-*-*-

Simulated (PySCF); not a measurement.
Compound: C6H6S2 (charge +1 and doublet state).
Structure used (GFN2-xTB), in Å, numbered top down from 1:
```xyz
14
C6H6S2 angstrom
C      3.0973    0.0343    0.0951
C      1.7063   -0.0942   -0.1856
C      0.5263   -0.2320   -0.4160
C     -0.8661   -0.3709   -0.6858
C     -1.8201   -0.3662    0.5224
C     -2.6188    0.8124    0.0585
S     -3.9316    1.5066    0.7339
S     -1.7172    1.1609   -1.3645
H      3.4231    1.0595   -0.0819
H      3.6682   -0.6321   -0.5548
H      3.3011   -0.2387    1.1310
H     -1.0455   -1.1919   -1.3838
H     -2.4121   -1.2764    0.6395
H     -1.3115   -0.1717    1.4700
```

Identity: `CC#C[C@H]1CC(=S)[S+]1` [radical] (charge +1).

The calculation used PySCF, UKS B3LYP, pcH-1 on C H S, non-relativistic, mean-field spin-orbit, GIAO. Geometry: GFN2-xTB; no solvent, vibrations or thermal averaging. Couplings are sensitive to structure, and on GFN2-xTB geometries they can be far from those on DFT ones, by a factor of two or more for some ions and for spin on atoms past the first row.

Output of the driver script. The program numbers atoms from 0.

-*-*-

= Work order =
Going back to the entries above, set down exactly the lines that begin at the one with "[radical] (charge +1)." and end at the one with "The calculation used", both included, and nothing else.

= Exercise response =
Identity: `CC#C[C@H]1CC(=S)[S+]1` [radical] (charge +1).

The calculation used PySCF, UKS B3LYP, pcH-1 on C H S, non-relativistic, mean-field spin-orbit, GIAO. Geometry: GFN2-xTB; no solvent, vibrations or thermal averaging. Couplings are sensitive to structure, and on GFN2-xTB geometries they can be far from those on DFT ones, by a factor of two or more for some ions and for spin on atoms past the first row.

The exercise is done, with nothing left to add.